■ Material shown:
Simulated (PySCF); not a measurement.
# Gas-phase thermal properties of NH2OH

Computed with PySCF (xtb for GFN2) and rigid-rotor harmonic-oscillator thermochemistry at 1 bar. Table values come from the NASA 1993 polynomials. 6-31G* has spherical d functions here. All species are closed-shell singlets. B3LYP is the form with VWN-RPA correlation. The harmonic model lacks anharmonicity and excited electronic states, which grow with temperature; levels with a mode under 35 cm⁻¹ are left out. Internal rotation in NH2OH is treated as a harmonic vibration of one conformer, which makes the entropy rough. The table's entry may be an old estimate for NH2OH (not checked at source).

■ Assigned task: Return exactly what appears above, from the first line of the entries to the line with "# Gas-phase thermal properties of NH2OH", inclusive.

■ Exercise solution:
Simulated (PySCF); not a measurement.
# Gas-phase thermal properties of NH2OH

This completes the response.